WORK REQUEST:
Could you return the lines below exactly, from the first line up to and including the line that holds "the k mesh."?

RAW DATA:
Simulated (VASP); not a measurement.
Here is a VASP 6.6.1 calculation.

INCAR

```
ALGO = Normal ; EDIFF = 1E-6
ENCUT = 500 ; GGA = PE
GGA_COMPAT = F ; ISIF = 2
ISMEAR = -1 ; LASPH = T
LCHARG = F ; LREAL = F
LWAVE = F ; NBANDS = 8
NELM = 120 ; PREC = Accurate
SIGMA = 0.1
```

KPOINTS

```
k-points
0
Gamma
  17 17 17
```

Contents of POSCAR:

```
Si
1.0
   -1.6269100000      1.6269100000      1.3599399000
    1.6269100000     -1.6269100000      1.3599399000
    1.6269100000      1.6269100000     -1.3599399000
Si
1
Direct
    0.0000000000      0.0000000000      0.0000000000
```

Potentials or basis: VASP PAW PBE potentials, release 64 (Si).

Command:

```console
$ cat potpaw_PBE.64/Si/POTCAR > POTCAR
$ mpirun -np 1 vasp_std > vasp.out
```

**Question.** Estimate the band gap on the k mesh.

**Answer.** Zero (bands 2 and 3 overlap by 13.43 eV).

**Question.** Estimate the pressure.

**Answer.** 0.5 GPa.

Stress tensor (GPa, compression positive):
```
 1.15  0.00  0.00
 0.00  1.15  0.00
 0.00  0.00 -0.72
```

REPLY:
Simulated (VASP); not a measurement.
Here is a VASP 6.6.1 calculation.

INCAR

```
ALGO = Normal ; EDIFF = 1E-6
ENCUT = 500 ; GGA = PE
GGA_COMPAT = F ; ISIF = 2
ISMEAR = -1 ; LASPH = T
LCHARG = F ; LREAL = F
LWAVE = F ; NBANDS = 8
NELM = 120 ; PREC = Accurate
SIGMA = 0.1
```

KPOINTS

```
k-points
0
Gamma
  17 17 17
```

Contents of POSCAR:

```
Si
1.0
   -1.6269100000      1.6269100000      1.3599399000
    1.6269100000     -1.6269100000      1.3599399000
    1.6269100000      1.6269100000     -1.3599399000
Si
1
Direct
    0.0000000000      0.0000000000      0.0000000000
```

Potentials or basis: VASP PAW PBE potentials, release 64 (Si).

Command:

```console
$ cat potpaw_PBE.64/Si/POTCAR > POTCAR
$ mpirun -np 1 vasp_std > vasp.out
```

**Question.** Estimate the band gap on the k mesh.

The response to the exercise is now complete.